*Work order*
Write out again each line of the material below, unchanged, from the first one to the line that holds "The fine-structure level".

:::::

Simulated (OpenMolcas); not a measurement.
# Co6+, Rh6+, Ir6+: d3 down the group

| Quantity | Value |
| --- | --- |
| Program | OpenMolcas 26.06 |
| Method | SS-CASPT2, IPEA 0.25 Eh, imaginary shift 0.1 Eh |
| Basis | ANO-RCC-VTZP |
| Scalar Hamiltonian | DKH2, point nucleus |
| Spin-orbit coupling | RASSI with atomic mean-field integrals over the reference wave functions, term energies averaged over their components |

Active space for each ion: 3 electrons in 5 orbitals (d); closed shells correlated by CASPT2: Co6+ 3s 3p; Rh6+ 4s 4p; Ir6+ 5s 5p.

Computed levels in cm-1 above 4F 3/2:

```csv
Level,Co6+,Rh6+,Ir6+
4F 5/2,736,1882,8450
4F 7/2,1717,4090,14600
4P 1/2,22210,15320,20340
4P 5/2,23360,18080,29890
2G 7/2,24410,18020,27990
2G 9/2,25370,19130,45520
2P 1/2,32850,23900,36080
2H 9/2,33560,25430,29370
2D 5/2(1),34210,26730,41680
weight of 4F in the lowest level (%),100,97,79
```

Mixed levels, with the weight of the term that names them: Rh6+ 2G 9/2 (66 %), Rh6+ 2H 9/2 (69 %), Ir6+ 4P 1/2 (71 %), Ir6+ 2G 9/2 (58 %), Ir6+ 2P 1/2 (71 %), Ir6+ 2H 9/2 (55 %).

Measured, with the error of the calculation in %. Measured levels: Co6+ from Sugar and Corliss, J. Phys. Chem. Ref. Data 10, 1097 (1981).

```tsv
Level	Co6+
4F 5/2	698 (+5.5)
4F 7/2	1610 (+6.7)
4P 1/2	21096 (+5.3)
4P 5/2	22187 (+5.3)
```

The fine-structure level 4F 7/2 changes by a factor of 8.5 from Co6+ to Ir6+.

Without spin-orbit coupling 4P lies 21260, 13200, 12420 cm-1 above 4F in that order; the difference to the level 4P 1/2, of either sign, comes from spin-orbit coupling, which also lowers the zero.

:::::

*Task answer*
Simulated (OpenMolcas); not a measurement.
# Co6+, Rh6+, Ir6+: d3 down the group

| Quantity | Value |
| --- | --- |
| Program | OpenMolcas 26.06 |
| Method | SS-CASPT2, IPEA 0.25 Eh, imaginary shift 0.1 Eh |
| Basis | ANO-RCC-VTZP |
| Scalar Hamiltonian | DKH2, point nucleus |
| Spin-orbit coupling | RASSI with atomic mean-field integrals over the reference wave functions, term energies averaged over their components |

Active space for each ion: 3 electrons in 5 orbitals (d); closed shells correlated by CASPT2: Co6+ 3s 3p; Rh6+ 4s 4p; Ir6+ 5s 5p.

Computed levels in cm-1 above 4F 3/2:

```csv
Level,Co6+,Rh6+,Ir6+
4F 5/2,736,1882,8450
4F 7/2,1717,4090,14600
4P 1/2,22210,15320,20340
4P 5/2,23360,18080,29890
2G 7/2,24410,18020,27990
2G 9/2,25370,19130,45520
2P 1/2,32850,23900,36080
2H 9/2,33560,25430,29370
2D 5/2(1),34210,26730,41680
weight of 4F in the lowest level (%),100,97,79
```

Mixed levels, with the weight of the term that names them: Rh6+ 2G 9/2 (66 %), Rh6+ 2H 9/2 (69 %), Ir6+ 4P 1/2 (71 %), Ir6+ 2G 9/2 (58 %), Ir6+ 2P 1/2 (71 %), Ir6+ 2H 9/2 (55 %).

Measured, with the error of the calculation in %. Measured levels: Co6+ from Sugar and Corliss, J. Phys. Chem. Ref. Data 10, 1097 (1981).

```tsv
Level	Co6+
4F 5/2	698 (+5.5)
4F 7/2	1610 (+6.7)
4P 1/2	21096 (+5.3)
4P 5/2	22187 (+5.3)
```

The fine-structure level 4F 7/2 changes by a factor of 8.5 from Co6+ to Ir6+.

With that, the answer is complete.